> _Data excerpts_
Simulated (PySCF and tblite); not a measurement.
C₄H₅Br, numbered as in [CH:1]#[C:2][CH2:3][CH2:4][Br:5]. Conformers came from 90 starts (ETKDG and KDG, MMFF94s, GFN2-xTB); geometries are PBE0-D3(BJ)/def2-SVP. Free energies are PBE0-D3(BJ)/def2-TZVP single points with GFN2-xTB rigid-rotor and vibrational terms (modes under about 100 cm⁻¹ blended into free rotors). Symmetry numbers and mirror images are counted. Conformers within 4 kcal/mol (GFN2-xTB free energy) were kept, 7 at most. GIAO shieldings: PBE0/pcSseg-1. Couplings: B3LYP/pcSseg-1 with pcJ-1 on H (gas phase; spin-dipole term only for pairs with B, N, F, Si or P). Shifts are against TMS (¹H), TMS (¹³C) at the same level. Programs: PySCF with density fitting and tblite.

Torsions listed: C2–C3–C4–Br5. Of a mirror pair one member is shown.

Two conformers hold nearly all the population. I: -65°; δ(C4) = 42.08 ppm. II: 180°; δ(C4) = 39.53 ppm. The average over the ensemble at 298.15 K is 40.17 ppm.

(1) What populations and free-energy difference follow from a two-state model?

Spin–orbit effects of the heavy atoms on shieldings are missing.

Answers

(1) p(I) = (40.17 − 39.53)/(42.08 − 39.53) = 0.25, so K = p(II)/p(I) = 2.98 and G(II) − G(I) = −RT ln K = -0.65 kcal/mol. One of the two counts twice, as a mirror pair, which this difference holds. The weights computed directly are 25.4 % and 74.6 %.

> _Work order_
Could you restate word for word the lines above, from the one that contains "C₄H₅Br, numbered as" through the one that contains "Spin–orbit effects of", and no others?

> _Written response_
C₄H₅Br, numbered as in [CH:1]#[C:2][CH2:3][CH2:4][Br:5]. Conformers came from 90 starts (ETKDG and KDG, MMFF94s, GFN2-xTB); geometries are PBE0-D3(BJ)/def2-SVP. Free energies are PBE0-D3(BJ)/def2-TZVP single points with GFN2-xTB rigid-rotor and vibrational terms (modes under about 100 cm⁻¹ blended into free rotors). Symmetry numbers and mirror images are counted. Conformers within 4 kcal/mol (GFN2-xTB free energy) were kept, 7 at most. GIAO shieldings: PBE0/pcSseg-1. Couplings: B3LYP/pcSseg-1 with pcJ-1 on H (gas phase; spin-dipole term only for pairs with B, N, F, Si or P). Shifts are against TMS (¹H), TMS (¹³C) at the same level. Programs: PySCF with density fitting and tblite.

Torsions listed: C2–C3–C4–Br5. Of a mirror pair one member is shown.

Two conformers hold nearly all the population. I: -65°; δ(C4) = 42.08 ppm. II: 180°; δ(C4) = 39.53 ppm. The average over the ensemble at 298.15 K is 40.17 ppm.

(1) What populations and free-energy difference follow from a two-state model?

Spin–orbit effects of the heavy atoms on shieldings are missing.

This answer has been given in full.